▶ [REQUIRED ACTION]
Extract the first line through the line containing "and the command." from the listing below, exactly as written.

BEGIN INFORMATION SHOWN

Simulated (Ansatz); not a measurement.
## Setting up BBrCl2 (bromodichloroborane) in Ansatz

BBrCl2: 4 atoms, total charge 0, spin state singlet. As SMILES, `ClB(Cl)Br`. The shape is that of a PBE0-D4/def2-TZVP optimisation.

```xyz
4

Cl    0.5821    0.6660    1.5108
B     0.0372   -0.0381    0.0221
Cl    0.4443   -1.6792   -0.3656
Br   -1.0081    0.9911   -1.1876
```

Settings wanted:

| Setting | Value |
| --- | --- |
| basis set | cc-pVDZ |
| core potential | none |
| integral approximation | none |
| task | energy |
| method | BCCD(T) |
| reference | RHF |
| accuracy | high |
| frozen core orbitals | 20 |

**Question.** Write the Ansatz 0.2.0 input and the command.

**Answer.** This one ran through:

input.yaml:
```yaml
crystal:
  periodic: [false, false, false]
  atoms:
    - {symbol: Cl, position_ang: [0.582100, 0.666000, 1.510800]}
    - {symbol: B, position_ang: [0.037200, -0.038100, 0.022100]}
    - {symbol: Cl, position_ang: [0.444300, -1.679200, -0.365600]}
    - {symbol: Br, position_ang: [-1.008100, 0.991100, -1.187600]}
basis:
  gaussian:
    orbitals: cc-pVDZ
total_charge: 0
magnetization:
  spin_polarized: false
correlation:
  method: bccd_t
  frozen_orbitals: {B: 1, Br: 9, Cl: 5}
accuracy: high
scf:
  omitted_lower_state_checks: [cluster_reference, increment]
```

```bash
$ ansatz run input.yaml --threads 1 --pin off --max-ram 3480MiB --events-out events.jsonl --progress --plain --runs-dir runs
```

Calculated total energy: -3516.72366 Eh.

END INFORMATION SHOWN

▶ [ANSWER AREA]
Simulated (Ansatz); not a measurement.
## Setting up BBrCl2 (bromodichloroborane) in Ansatz

BBrCl2: 4 atoms, total charge 0, spin state singlet. As SMILES, `ClB(Cl)Br`. The shape is that of a PBE0-D4/def2-TZVP optimisation.

```xyz
4

Cl    0.5821    0.6660    1.5108
B     0.0372   -0.0381    0.0221
Cl    0.4443   -1.6792   -0.3656
Br   -1.0081    0.9911   -1.1876
```

Settings wanted:

| Setting | Value |
| --- | --- |
| basis set | cc-pVDZ |
| core potential | none |
| integral approximation | none |
| task | energy |
| method | BCCD(T) |
| reference | RHF |
| accuracy | high |
| frozen core orbitals | 20 |

**Question.** Write the Ansatz 0.2.0 input and the command.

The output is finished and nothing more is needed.